------------------------------------------------------------

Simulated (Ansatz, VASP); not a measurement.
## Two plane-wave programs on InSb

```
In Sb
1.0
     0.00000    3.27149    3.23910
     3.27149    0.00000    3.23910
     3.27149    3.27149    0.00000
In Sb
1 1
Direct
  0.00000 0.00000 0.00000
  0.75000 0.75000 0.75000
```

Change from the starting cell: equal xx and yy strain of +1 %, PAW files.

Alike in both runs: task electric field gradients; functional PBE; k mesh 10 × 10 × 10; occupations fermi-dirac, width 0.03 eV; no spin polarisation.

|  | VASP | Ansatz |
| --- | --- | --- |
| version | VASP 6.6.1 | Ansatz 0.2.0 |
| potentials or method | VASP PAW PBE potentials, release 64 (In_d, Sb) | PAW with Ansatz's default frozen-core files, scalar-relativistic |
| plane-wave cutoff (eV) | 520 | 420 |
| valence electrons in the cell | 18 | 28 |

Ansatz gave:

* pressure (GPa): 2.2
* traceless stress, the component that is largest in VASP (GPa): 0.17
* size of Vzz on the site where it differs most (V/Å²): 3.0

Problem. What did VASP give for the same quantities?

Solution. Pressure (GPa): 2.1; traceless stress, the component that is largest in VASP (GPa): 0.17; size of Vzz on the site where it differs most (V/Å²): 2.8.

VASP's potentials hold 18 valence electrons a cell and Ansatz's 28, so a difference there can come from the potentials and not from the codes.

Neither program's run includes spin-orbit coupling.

------------------------------------------------------------

Repeat the entries. Keep each one exactly as written.

Simulated (Ansatz, VASP); not a measurement.
## Two plane-wave programs on InSb

```
In Sb
1.0
     0.00000    3.27149    3.23910
     3.27149    0.00000    3.23910
     3.27149    3.27149    0.00000
In Sb
1 1
Direct
  0.00000 0.00000 0.00000
  0.75000 0.75000 0.75000
```

Change from the starting cell: equal xx and yy strain of +1 %, PAW files.

Alike in both runs: task electric field gradients; functional PBE; k mesh 10 × 10 × 10; occupations fermi-dirac, width 0.03 eV; no spin polarisation.

|  | VASP | Ansatz |
| --- | --- | --- |
| version | VASP 6.6.1 | Ansatz 0.2.0 |
| potentials or method | VASP PAW PBE potentials, release 64 (In_d, Sb) | PAW with Ansatz's default frozen-core files, scalar-relativistic |
| plane-wave cutoff (eV) | 520 | 420 |
| valence electrons in the cell | 18 | 28 |

Ansatz gave:

* pressure (GPa): 2.2
* traceless stress, the component that is largest in VASP (GPa): 0.17
* size of Vzz on the site where it differs most (V/Å²): 3.0

Problem. What did VASP give for the same quantities?

Solution. Pressure (GPa): 2.1; traceless stress, the component that is largest in VASP (GPa): 0.17; size of Vzz on the site where it differs most (V/Å²): 2.8.

VASP's potentials hold 18 valence electrons a cell and Ansatz's 28, so a difference there can come from the potentials and not from the codes.

Neither program's run includes spin-orbit coupling.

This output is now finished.